> [WORK ORDER]: Please restate the material below word for word, from the first line through the one that contains "Level of theory: r2SCAN", inclusive.

> [RECORD EXCERPTS]:
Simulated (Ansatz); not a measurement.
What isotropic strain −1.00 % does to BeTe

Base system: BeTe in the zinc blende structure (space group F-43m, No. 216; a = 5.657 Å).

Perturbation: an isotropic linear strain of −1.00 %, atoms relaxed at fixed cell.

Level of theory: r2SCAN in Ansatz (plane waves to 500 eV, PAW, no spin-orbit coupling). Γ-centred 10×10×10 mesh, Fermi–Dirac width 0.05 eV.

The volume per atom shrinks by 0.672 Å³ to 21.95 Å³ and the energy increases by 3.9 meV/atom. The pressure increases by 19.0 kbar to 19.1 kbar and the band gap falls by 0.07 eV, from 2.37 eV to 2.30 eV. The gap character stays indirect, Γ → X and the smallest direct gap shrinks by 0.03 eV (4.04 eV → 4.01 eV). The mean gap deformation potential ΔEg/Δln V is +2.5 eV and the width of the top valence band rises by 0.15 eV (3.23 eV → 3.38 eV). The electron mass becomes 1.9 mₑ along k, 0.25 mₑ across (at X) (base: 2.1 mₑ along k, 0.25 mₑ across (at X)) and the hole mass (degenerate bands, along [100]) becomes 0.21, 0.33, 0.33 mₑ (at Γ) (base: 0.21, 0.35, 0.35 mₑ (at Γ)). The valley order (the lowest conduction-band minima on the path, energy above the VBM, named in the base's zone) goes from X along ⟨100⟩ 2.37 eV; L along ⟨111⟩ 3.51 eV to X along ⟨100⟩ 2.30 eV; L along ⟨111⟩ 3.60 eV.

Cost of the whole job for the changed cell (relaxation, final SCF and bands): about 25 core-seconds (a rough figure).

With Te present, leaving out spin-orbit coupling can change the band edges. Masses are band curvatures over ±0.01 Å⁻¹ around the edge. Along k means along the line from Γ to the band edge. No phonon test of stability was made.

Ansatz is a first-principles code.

> [PROBLEM SOLUTION]:
Simulated (Ansatz); not a measurement.
What isotropic strain −1.00 % does to BeTe

Base system: BeTe in the zinc blende structure (space group F-43m, No. 216; a = 5.657 Å).

Perturbation: an isotropic linear strain of −1.00 %, atoms relaxed at fixed cell.

Level of theory: r2SCAN in Ansatz (plane waves to 500 eV, PAW, no spin-orbit coupling). Γ-centred 10×10×10 mesh, Fermi–Dirac width 0.05 eV.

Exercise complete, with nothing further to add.